*ACTIVITY:* Could the data underneath be repeated exactly, in full?

Segment Start: DATA FOR REVIEW

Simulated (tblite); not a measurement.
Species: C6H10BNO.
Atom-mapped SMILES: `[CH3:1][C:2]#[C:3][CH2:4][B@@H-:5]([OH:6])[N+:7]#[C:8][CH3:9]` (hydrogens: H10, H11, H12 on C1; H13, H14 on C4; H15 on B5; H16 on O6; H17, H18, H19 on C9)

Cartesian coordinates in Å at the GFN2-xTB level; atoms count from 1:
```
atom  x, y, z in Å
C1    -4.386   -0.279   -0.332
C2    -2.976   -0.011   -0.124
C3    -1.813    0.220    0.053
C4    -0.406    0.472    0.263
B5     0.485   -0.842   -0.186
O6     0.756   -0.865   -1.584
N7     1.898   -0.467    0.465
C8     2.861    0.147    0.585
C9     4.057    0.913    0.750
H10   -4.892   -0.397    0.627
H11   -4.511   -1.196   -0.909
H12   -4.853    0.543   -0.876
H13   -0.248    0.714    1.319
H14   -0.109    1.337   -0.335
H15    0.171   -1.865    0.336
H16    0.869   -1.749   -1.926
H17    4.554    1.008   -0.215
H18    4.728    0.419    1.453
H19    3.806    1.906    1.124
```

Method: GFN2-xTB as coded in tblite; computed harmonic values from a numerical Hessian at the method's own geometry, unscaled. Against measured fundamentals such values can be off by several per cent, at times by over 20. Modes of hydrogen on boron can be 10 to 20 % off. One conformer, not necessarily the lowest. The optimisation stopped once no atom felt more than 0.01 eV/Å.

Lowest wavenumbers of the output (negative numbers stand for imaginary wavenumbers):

Segment End: DATA FOR REVIEW

*PROBLEM SOLUTION:*
Simulated (tblite); not a measurement.
Species: C6H10BNO.
Atom-mapped SMILES: `[CH3:1][C:2]#[C:3][CH2:4][B@@H-:5]([OH:6])[N+:7]#[C:8][CH3:9]` (hydrogens: H10, H11, H12 on C1; H13, H14 on C4; H15 on B5; H16 on O6; H17, H18, H19 on C9)

Cartesian coordinates in Å at the GFN2-xTB level; atoms count from 1:
```
atom  x, y, z in Å
C1    -4.386   -0.279   -0.332
C2    -2.976   -0.011   -0.124
C3    -1.813    0.220    0.053
C4    -0.406    0.472    0.263
B5     0.485   -0.842   -0.186
O6     0.756   -0.865   -1.584
N7     1.898   -0.467    0.465
C8     2.861    0.147    0.585
C9     4.057    0.913    0.750
H10   -4.892   -0.397    0.627
H11   -4.511   -1.196   -0.909
H12   -4.853    0.543   -0.876
H13   -0.248    0.714    1.319
H14   -0.109    1.337   -0.335
H15    0.171   -1.865    0.336
H16    0.869   -1.749   -1.926
H17    4.554    1.008   -0.215
H18    4.728    0.419    1.453
H19    3.806    1.906    1.124
```

Method: GFN2-xTB as coded in tblite; computed harmonic values from a numerical Hessian at the method's own geometry, unscaled. Against measured fundamentals such values can be off by several per cent, at times by over 20. Modes of hydrogen on boron can be 10 to 20 % off. One conformer, not necessarily the lowest. The optimisation stopped once no atom felt more than 0.01 eV/Å.

Lowest wavenumbers of the output (negative numbers stand for imaginary wavenumbers):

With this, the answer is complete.